:: Work item ::
Start at the line in the entries below that contains "The start comes", stop at the line that contains "### What happens along the run?", and output exactly the lines in that span, both ends included.

:: Recorded data ::
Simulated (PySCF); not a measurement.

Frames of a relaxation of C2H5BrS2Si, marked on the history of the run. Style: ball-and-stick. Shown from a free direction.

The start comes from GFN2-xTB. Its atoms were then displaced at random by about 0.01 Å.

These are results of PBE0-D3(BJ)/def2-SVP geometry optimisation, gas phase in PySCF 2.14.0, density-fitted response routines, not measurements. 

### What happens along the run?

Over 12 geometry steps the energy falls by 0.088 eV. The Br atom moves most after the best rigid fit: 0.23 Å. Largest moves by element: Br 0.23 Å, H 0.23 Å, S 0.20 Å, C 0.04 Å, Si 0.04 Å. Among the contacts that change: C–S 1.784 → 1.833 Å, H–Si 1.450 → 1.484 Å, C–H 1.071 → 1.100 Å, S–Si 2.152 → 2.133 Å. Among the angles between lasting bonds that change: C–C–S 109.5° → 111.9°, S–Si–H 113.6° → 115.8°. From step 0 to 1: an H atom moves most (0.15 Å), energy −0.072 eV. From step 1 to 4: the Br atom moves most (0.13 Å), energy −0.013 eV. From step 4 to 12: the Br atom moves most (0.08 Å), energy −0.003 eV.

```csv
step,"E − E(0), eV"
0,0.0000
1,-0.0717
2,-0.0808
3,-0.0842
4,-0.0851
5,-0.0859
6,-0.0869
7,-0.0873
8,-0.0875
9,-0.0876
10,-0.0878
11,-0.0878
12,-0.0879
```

:: Task response ::
The start comes from GFN2-xTB. Its atoms were then displaced at random by about 0.01 Å.

These are results of PBE0-D3(BJ)/def2-SVP geometry optimisation, gas phase in PySCF 2.14.0, density-fitted response routines, not measurements. 

### What happens along the run?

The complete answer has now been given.